→ **ACTIVITY**: From the listing below, reproduce word for word the part that opens with the line containing "- HOMO energy (Kohn–Sham orbital): −7.48 eV" and closes with the line containing "- HOMO–LUMO gap: 8.42 eV"; reproduce nothing else.

→ **STUDY MATERIAL**:
.....
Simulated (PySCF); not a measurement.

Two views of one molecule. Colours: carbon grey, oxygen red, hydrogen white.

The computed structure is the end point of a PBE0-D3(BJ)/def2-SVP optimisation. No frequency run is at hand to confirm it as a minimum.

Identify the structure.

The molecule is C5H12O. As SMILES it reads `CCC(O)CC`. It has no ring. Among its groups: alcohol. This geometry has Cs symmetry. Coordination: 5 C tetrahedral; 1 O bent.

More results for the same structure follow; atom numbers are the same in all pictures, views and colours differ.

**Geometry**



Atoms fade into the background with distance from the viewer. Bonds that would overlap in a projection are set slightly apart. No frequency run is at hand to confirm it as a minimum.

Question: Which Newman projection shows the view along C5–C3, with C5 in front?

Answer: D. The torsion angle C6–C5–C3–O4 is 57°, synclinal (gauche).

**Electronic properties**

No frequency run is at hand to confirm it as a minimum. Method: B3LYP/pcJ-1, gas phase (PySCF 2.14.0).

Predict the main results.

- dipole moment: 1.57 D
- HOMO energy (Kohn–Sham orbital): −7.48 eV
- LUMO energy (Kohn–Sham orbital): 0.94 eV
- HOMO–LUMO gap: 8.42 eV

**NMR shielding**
.....

→ **WRITTEN RESPONSE**:
- HOMO energy (Kohn–Sham orbital): −7.48 eV
- LUMO energy (Kohn–Sham orbital): 0.94 eV
- HOMO–LUMO gap: 8.42 eV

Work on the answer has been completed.